_____

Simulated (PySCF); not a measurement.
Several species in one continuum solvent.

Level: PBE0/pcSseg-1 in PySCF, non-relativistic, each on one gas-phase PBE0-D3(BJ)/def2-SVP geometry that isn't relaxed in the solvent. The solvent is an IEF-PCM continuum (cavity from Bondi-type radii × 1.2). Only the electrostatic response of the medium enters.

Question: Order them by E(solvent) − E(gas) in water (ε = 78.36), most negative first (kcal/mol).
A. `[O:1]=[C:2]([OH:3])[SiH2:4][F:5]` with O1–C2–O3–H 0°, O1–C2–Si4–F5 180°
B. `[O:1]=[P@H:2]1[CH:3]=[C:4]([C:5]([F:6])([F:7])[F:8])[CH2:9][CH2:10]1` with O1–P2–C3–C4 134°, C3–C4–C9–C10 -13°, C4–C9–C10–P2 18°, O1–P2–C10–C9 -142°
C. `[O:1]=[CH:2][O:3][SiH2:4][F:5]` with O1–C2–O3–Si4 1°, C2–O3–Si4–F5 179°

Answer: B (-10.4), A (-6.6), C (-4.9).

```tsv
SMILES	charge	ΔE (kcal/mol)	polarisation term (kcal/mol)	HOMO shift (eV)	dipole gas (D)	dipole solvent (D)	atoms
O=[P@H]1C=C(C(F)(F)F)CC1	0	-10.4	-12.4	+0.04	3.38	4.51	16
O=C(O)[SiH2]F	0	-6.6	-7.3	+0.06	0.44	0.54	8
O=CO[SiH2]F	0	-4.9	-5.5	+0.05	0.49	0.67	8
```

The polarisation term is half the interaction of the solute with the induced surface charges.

_____

### WORK REQUEST
An exact transcription of the lines from the start of the listing through the line bearing "0°, O1–C2–Si4–F5 180°" is the whole answer.

### EXERCISE SOLUTION
Simulated (PySCF); not a measurement.
Several species in one continuum solvent.

Level: PBE0/pcSseg-1 in PySCF, non-relativistic, each on one gas-phase PBE0-D3(BJ)/def2-SVP geometry that isn't relaxed in the solvent. The solvent is an IEF-PCM continuum (cavity from Bondi-type radii × 1.2). Only the electrostatic response of the medium enters.

Question: Order them by E(solvent) − E(gas) in water (ε = 78.36), most negative first (kcal/mol).
A. `[O:1]=[C:2]([OH:3])[SiH2:4][F:5]` with O1–C2–O3–H 0°, O1–C2–Si4–F5 180°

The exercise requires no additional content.